*WORK REQUEST:* Each entry must be written out again exactly as it stands.

*STUDY MATERIAL:*
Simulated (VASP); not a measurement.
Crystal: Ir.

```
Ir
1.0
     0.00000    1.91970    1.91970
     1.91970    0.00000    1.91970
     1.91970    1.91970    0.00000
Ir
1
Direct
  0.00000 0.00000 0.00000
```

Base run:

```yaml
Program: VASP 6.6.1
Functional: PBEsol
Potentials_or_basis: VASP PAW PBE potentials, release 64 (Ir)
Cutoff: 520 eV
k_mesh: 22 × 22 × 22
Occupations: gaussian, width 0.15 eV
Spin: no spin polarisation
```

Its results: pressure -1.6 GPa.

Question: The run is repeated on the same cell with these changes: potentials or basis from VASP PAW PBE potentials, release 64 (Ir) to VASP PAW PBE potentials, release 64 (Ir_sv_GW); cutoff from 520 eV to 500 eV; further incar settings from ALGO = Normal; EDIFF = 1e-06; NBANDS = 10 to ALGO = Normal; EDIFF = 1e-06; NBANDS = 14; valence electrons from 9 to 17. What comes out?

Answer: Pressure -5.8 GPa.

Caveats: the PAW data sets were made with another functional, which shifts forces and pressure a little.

*RESULT:*
Simulated (VASP); not a measurement.
Crystal: Ir.

```
Ir
1.0
     0.00000    1.91970    1.91970
     1.91970    0.00000    1.91970
     1.91970    1.91970    0.00000
Ir
1
Direct
  0.00000 0.00000 0.00000
```

Base run:

```yaml
Program: VASP 6.6.1
Functional: PBEsol
Potentials_or_basis: VASP PAW PBE potentials, release 64 (Ir)
Cutoff: 520 eV
k_mesh: 22 × 22 × 22
Occupations: gaussian, width 0.15 eV
Spin: no spin polarisation
```

Its results: pressure -1.6 GPa.

Question: The run is repeated on the same cell with these changes: potentials or basis from VASP PAW PBE potentials, release 64 (Ir) to VASP PAW PBE potentials, release 64 (Ir_sv_GW); cutoff from 520 eV to 500 eV; further incar settings from ALGO = Normal; EDIFF = 1e-06; NBANDS = 10 to ALGO = Normal; EDIFF = 1e-06; NBANDS = 14; valence electrons from 9 to 17. What comes out?

Answer: Pressure -5.8 GPa.

Caveats: the PAW data sets were made with another functional, which shifts forces and pressure a little.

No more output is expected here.